▶ **ACTIVITY**
Leave every entry as it is and write the data out in full.

▶ **RECORDED INFORMATION**
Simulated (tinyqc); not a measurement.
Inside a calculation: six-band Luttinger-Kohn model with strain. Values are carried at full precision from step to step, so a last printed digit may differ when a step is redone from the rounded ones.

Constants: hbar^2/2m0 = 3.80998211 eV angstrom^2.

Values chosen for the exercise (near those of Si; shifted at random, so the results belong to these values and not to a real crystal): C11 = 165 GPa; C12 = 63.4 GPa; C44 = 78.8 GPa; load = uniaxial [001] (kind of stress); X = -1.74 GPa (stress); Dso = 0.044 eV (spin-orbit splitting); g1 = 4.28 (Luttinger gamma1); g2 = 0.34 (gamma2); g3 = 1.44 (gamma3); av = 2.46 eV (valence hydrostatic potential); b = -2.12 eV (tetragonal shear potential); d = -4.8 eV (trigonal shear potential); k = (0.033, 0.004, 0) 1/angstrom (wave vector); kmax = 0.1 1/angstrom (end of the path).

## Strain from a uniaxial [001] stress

▶ **WORKED SOLUTION**
Simulated (tinyqc); not a measurement.
Inside a calculation: six-band Luttinger-Kohn model with strain. Values are carried at full precision from step to step, so a last printed digit may differ when a step is redone from the rounded ones.

Constants: hbar^2/2m0 = 3.80998211 eV angstrom^2.

Values chosen for the exercise (near those of Si; shifted at random, so the results belong to these values and not to a real crystal): C11 = 165 GPa; C12 = 63.4 GPa; C44 = 78.8 GPa; load = uniaxial [001] (kind of stress); X = -1.74 GPa (stress); Dso = 0.044 eV (spin-orbit splitting); g1 = 4.28 (Luttinger gamma1); g2 = 0.34 (gamma2); g3 = 1.44 (gamma3); av = 2.46 eV (valence hydrostatic potential); b = -2.12 eV (tetragonal shear potential); d = -4.8 eV (trigonal shear potential); k = (0.033, 0.004, 0) 1/angstrom (wave vector); kmax = 0.1 1/angstrom (end of the path).

## Strain from a uniaxial [001] stress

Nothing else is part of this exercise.